§ Brief
Return every line below exactly as written.

[[ Dataset, beginning ]]

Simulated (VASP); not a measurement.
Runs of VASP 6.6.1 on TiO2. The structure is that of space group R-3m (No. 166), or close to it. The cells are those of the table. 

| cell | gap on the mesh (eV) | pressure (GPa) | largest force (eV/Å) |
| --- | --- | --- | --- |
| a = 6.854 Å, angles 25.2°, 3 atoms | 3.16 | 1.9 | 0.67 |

[[ Dataset, end ]]

§ Answer space
Simulated (VASP); not a measurement.
Runs of VASP 6.6.1 on TiO2. The structure is that of space group R-3m (No. 166), or close to it. The cells are those of the table. 

| cell | gap on the mesh (eV) | pressure (GPa) | largest force (eV/Å) |
| --- | --- | --- | --- |
| a = 6.854 Å, angles 25.2°, 3 atoms | 3.16 | 1.9 | 0.67 |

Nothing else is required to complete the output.